▸ **Records supplied**
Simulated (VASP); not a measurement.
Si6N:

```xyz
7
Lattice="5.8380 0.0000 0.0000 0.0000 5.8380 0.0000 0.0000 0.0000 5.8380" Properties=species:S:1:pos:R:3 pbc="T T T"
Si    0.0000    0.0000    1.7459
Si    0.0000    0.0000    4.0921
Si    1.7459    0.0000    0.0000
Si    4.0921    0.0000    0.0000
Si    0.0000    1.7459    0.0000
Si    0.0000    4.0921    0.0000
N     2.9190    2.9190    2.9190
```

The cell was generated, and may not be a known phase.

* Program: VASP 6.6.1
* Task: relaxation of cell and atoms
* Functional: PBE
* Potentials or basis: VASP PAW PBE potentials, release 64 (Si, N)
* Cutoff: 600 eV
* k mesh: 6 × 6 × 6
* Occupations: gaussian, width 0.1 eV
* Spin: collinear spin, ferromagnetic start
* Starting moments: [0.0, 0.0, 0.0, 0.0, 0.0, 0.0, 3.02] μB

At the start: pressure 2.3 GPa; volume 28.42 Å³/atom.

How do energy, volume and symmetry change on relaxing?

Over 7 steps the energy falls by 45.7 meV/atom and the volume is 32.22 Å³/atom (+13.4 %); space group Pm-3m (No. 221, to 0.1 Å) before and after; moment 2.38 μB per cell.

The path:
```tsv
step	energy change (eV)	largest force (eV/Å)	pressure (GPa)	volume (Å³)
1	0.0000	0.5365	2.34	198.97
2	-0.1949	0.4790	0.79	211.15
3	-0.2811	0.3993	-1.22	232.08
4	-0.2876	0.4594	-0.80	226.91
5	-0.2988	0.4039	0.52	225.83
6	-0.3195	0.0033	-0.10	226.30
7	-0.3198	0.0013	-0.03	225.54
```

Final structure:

▸ **Brief**
Please, from the entries above, set down exactly the lines from the one containing "The cell was" through the one containing "spin, ferromagnetic start", and only those.

▸ **Written solution**
The cell was generated, and may not be a known phase.

* Program: VASP 6.6.1
* Task: relaxation of cell and atoms
* Functional: PBE
* Potentials or basis: VASP PAW PBE potentials, release 64 (Si, N)
* Cutoff: 600 eV
* k mesh: 6 × 6 × 6
* Occupations: gaussian, width 0.1 eV
* Spin: collinear spin, ferromagnetic start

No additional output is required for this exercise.